Top of Provided records

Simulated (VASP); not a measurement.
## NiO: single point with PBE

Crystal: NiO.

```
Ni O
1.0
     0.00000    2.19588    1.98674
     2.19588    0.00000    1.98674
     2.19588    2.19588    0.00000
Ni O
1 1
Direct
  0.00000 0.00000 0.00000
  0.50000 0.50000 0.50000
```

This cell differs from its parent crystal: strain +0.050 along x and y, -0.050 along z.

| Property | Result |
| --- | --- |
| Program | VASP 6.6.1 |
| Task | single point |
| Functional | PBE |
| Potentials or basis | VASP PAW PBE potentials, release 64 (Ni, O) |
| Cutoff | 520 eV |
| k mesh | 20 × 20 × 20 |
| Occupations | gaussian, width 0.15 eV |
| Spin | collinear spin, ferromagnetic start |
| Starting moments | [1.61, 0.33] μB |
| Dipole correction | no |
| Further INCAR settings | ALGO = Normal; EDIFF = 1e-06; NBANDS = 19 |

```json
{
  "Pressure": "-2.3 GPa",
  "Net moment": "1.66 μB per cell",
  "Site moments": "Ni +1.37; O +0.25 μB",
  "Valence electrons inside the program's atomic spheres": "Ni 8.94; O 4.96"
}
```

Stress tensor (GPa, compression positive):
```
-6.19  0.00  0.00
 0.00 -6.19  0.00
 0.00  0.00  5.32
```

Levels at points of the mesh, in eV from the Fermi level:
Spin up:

Bottom of Provided records

• Task item
The answer should consist of the lines from the first line of the entries through the line with "Levels at points", copied exactly.

• Your solution
Simulated (VASP); not a measurement.
## NiO: single point with PBE

Crystal: NiO.

```
Ni O
1.0
     0.00000    2.19588    1.98674
     2.19588    0.00000    1.98674
     2.19588    2.19588    0.00000
Ni O
1 1
Direct
  0.00000 0.00000 0.00000
  0.50000 0.50000 0.50000
```

This cell differs from its parent crystal: strain +0.050 along x and y, -0.050 along z.

| Property | Result |
| --- | --- |
| Program | VASP 6.6.1 |
| Task | single point |
| Functional | PBE |
| Potentials or basis | VASP PAW PBE potentials, release 64 (Ni, O) |
| Cutoff | 520 eV |
| k mesh | 20 × 20 × 20 |
| Occupations | gaussian, width 0.15 eV |
| Spin | collinear spin, ferromagnetic start |
| Starting moments | [1.61, 0.33] μB |
| Dipole correction | no |
| Further INCAR settings | ALGO = Normal; EDIFF = 1e-06; NBANDS = 19 |

```json
{
  "Pressure": "-2.3 GPa",
  "Net moment": "1.66 μB per cell",
  "Site moments": "Ni +1.37; O +0.25 μB",
  "Valence electrons inside the program's atomic spheres": "Ni 8.94; O 4.96"
}
```

Stress tensor (GPa, compression positive):
```
-6.19  0.00  0.00
 0.00 -6.19  0.00
 0.00  0.00  5.32
```

Levels at points of the mesh, in eV from the Fermi level:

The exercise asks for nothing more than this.